Segment Open

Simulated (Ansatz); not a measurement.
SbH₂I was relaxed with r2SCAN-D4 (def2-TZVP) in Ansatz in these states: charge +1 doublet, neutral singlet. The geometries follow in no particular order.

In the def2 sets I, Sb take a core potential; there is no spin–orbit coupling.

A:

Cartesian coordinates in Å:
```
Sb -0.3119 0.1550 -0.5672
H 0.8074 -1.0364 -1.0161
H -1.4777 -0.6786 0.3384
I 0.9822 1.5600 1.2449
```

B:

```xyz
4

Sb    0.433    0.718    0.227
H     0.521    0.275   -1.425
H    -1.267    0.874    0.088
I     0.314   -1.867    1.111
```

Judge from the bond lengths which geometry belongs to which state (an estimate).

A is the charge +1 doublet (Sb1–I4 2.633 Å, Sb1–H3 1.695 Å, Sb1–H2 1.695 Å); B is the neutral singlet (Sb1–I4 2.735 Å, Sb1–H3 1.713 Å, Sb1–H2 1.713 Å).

Segment Closed

ASSIGNED TASK =
From the first line of the data above through the line containing "Judge from the", repeat each line exactly, and add nothing.

TASK ANSWER =
Simulated (Ansatz); not a measurement.
SbH₂I was relaxed with r2SCAN-D4 (def2-TZVP) in Ansatz in these states: charge +1 doublet, neutral singlet. The geometries follow in no particular order.

In the def2 sets I, Sb take a core potential; there is no spin–orbit coupling.

A:

Cartesian coordinates in Å:
```
Sb -0.3119 0.1550 -0.5672
H 0.8074 -1.0364 -1.0161
H -1.4777 -0.6786 0.3384
I 0.9822 1.5600 1.2449
```

B:

```xyz
4

Sb    0.433    0.718    0.227
H     0.521    0.275   -1.425
H    -1.267    0.874    0.088
I     0.314   -1.867    1.111
```

Judge from the bond lengths which geometry belongs to which state (an estimate).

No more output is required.